== Data extracts ==
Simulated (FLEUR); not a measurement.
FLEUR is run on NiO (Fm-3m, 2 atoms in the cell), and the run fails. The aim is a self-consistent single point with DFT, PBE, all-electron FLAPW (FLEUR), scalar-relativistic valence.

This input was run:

== Exercise ==
Each entry is to be given again, exactly as it stands.

== Exercise output ==
Simulated (FLEUR); not a measurement.
FLEUR is run on NiO (Fm-3m, 2 atoms in the cell), and the run fails. The aim is a self-consistent single point with DFT, PBE, all-electron FLAPW (FLEUR), scalar-relativistic valence.

This input was run:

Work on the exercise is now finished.